→ **Work task**:
Set every record down again, exactly and completely.

→ **Raw data**:
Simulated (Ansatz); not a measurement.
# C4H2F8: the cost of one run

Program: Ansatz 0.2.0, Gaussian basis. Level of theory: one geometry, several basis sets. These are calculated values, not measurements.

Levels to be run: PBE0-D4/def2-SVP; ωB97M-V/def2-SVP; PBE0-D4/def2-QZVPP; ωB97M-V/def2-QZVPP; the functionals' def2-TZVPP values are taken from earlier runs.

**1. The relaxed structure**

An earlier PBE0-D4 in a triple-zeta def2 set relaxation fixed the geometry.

→ **Written response**:
Simulated (Ansatz); not a measurement.
# C4H2F8: the cost of one run

Program: Ansatz 0.2.0, Gaussian basis. Level of theory: one geometry, several basis sets. These are calculated values, not measurements.

Levels to be run: PBE0-D4/def2-SVP; ωB97M-V/def2-SVP; PBE0-D4/def2-QZVPP; ωB97M-V/def2-QZVPP; the functionals' def2-TZVPP values are taken from earlier runs.

**1. The relaxed structure**

An earlier PBE0-D4 in a triple-zeta def2 set relaxation fixed the geometry.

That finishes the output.